> _Listed entries_
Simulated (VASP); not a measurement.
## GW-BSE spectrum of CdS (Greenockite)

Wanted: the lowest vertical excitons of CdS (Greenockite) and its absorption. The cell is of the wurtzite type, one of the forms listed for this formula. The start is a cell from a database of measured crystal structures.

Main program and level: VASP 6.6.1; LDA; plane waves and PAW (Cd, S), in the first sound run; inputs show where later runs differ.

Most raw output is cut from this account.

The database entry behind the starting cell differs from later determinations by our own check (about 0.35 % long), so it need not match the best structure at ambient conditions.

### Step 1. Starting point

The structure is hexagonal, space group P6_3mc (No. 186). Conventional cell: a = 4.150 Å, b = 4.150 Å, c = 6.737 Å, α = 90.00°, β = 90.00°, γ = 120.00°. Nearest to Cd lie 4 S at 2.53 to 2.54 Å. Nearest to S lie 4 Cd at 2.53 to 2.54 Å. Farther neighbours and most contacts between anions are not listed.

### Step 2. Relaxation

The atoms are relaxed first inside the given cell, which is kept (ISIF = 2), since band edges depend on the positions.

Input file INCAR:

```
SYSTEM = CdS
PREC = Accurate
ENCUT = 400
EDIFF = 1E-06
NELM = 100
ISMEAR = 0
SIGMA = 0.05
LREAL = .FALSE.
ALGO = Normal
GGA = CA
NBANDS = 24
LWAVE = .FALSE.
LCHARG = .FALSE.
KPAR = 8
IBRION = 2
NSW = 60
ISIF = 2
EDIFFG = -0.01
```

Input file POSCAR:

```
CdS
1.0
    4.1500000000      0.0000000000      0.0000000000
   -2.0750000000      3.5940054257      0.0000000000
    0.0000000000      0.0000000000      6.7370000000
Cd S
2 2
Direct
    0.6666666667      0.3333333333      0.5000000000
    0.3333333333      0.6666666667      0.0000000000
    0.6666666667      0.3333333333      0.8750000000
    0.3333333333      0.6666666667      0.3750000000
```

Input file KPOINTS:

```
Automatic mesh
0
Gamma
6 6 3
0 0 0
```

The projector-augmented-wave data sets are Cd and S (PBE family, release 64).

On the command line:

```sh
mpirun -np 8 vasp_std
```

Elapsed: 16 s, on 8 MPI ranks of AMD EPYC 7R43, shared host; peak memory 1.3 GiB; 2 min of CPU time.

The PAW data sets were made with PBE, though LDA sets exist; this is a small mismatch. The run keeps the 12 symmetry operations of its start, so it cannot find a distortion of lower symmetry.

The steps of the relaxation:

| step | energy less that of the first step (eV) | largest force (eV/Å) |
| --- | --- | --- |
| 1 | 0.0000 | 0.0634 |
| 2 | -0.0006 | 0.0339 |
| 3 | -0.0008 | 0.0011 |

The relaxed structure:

> _Work task_
Can you write out the lines above, from the first one through the one containing "### Step 1. Starting point", exactly as they appear and nothing more?

> _Written answer_
Simulated (VASP); not a measurement.
## GW-BSE spectrum of CdS (Greenockite)

Wanted: the lowest vertical excitons of CdS (Greenockite) and its absorption. The cell is of the wurtzite type, one of the forms listed for this formula. The start is a cell from a database of measured crystal structures.

Main program and level: VASP 6.6.1; LDA; plane waves and PAW (Cd, S), in the first sound run; inputs show where later runs differ.

Most raw output is cut from this account.

The database entry behind the starting cell differs from later determinations by our own check (about 0.35 % long), so it need not match the best structure at ambient conditions.

### Step 1. Starting point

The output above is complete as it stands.